▶ Excerpted data

----------

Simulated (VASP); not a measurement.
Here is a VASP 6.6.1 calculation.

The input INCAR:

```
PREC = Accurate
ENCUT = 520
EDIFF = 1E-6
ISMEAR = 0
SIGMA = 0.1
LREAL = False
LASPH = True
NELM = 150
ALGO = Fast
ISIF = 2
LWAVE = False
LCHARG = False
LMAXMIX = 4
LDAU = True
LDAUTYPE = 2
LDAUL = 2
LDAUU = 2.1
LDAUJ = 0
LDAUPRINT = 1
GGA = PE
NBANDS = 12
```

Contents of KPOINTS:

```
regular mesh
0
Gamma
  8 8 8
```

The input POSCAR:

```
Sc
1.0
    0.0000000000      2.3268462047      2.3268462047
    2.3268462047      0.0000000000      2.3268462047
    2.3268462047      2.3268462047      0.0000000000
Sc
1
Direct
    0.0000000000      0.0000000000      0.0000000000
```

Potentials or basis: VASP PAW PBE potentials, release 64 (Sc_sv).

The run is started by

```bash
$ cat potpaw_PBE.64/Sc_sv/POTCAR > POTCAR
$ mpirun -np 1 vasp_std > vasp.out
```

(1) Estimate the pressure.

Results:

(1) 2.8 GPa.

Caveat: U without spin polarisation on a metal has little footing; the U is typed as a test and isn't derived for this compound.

----------

Each line in the listing needs to be copied exactly.

▶ Problem solution
Simulated (VASP); not a measurement.
Here is a VASP 6.6.1 calculation.

The input INCAR:

```
PREC = Accurate
ENCUT = 520
EDIFF = 1E-6
ISMEAR = 0
SIGMA = 0.1
LREAL = False
LASPH = True
NELM = 150
ALGO = Fast
ISIF = 2
LWAVE = False
LCHARG = False
LMAXMIX = 4
LDAU = True
LDAUTYPE = 2
LDAUL = 2
LDAUU = 2.1
LDAUJ = 0
LDAUPRINT = 1
GGA = PE
NBANDS = 12
```

Contents of KPOINTS:

```
regular mesh
0
Gamma
  8 8 8
```

The input POSCAR:

```
Sc
1.0
    0.0000000000      2.3268462047      2.3268462047
    2.3268462047      0.0000000000      2.3268462047
    2.3268462047      2.3268462047      0.0000000000
Sc
1
Direct
    0.0000000000      0.0000000000      0.0000000000
```

Potentials or basis: VASP PAW PBE potentials, release 64 (Sc_sv).

The run is started by

```bash
$ cat potpaw_PBE.64/Sc_sv/POTCAR > POTCAR
$ mpirun -np 1 vasp_std > vasp.out
```

(1) Estimate the pressure.

Results:

(1) 2.8 GPa.

Caveat: U without spin polarisation on a metal has little footing; the U is typed as a test and isn't derived for this compound.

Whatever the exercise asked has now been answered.